[Opening EXCERPTED DATA section]

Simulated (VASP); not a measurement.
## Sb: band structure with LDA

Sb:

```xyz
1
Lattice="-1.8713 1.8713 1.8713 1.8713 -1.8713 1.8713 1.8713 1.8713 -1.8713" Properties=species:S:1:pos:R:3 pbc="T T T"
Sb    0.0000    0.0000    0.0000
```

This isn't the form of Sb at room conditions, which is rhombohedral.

[Closing EXCERPTED DATA section]

WORK TASK: From beginning to end, the data must be duplicated exactly.

EXPECTED ANSWER:
Simulated (VASP); not a measurement.
## Sb: band structure with LDA

Sb:

```xyz
1
Lattice="-1.8713 1.8713 1.8713 1.8713 -1.8713 1.8713 1.8713 1.8713 -1.8713" Properties=species:S:1:pos:R:3 pbc="T T T"
Sb    0.0000    0.0000    0.0000
```

This isn't the form of Sb at room conditions, which is rhombohedral.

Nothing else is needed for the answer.